LISTED ENTRIES
+ + + + +

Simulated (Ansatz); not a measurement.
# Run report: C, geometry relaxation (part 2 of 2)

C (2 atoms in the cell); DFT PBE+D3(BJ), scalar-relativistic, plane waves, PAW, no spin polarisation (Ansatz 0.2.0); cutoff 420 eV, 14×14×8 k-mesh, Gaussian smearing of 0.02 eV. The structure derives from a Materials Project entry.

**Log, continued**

+ + + + +

ASSIGNED TASK
Write out only the lines from the very start of the entries above to the line that includes "C (2 atoms in", both ends included, each one unchanged.

TASK SOLUTION
Simulated (Ansatz); not a measurement.
# Run report: C, geometry relaxation (part 2 of 2)

C (2 atoms in the cell); DFT PBE+D3(BJ), scalar-relativistic, plane waves, PAW, no spin polarisation (Ansatz 0.2.0); cutoff 420 eV, 14×14×8 k-mesh, Gaussian smearing of 0.02 eV. The structure derives from a Materials Project entry.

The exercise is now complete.